#### Brief:
Restate the records in full, keeping every word as it is.

- - - - - - -

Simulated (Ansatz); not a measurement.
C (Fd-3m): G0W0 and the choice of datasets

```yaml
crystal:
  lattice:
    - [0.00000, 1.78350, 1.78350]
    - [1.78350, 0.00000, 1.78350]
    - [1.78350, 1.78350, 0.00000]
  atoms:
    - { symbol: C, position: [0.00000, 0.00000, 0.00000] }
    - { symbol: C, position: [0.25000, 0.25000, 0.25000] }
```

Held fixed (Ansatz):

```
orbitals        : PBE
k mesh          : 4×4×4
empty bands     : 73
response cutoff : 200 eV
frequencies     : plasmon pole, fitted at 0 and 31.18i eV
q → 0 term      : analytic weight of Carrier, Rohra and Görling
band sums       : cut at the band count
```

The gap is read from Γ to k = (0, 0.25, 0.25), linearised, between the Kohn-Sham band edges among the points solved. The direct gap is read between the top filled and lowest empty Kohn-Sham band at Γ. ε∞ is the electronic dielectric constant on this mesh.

- - - - - - -

#### Your solution:
Simulated (Ansatz); not a measurement.
C (Fd-3m): G0W0 and the choice of datasets

```yaml
crystal:
  lattice:
    - [0.00000, 1.78350, 1.78350]
    - [1.78350, 0.00000, 1.78350]
    - [1.78350, 1.78350, 0.00000]
  atoms:
    - { symbol: C, position: [0.00000, 0.00000, 0.00000] }
    - { symbol: C, position: [0.25000, 0.25000, 0.25000] }
```

Held fixed (Ansatz):

```
orbitals        : PBE
k mesh          : 4×4×4
empty bands     : 73
response cutoff : 200 eV
frequencies     : plasmon pole, fitted at 0 and 31.18i eV
q → 0 term      : analytic weight of Carrier, Rohra and Görling
band sums       : cut at the band count
```

The gap is read from Γ to k = (0, 0.25, 0.25), linearised, between the Kohn-Sham band edges among the points solved. The direct gap is read between the top filled and lowest empty Kohn-Sham band at Γ. ε∞ is the electronic dielectric constant on this mesh.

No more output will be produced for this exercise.